> _Brief_
Restate word for word the lines of the data below, from the first through the one that has "2 starts were".

----------------

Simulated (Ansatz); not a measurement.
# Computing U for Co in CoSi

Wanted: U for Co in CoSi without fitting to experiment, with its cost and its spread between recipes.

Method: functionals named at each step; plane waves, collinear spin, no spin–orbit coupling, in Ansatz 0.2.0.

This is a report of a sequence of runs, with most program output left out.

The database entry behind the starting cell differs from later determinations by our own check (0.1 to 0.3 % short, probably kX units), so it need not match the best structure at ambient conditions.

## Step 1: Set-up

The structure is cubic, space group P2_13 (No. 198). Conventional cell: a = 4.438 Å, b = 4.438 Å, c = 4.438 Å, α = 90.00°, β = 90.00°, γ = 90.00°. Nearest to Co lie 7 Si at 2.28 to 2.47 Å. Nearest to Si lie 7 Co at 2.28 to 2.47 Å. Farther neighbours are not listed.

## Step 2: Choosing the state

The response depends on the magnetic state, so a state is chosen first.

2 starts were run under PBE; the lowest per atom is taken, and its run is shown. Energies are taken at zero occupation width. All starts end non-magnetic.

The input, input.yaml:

----------------

> _Exercise result_
Simulated (Ansatz); not a measurement.
# Computing U for Co in CoSi

Wanted: U for Co in CoSi without fitting to experiment, with its cost and its spread between recipes.

Method: functionals named at each step; plane waves, collinear spin, no spin–orbit coupling, in Ansatz 0.2.0.

This is a report of a sequence of runs, with most program output left out.

The database entry behind the starting cell differs from later determinations by our own check (0.1 to 0.3 % short, probably kX units), so it need not match the best structure at ambient conditions.

## Step 1: Set-up

The structure is cubic, space group P2_13 (No. 198). Conventional cell: a = 4.438 Å, b = 4.438 Å, c = 4.438 Å, α = 90.00°, β = 90.00°, γ = 90.00°. Nearest to Co lie 7 Si at 2.28 to 2.47 Å. Nearest to Si lie 7 Co at 2.28 to 2.47 Å. Farther neighbours are not listed.

## Step 2: Choosing the state

The response depends on the magnetic state, so a state is chosen first.

2 starts were run under PBE; the lowest per atom is taken, and its run is shown. Energies are taken at zero occupation width. All starts end non-magnetic.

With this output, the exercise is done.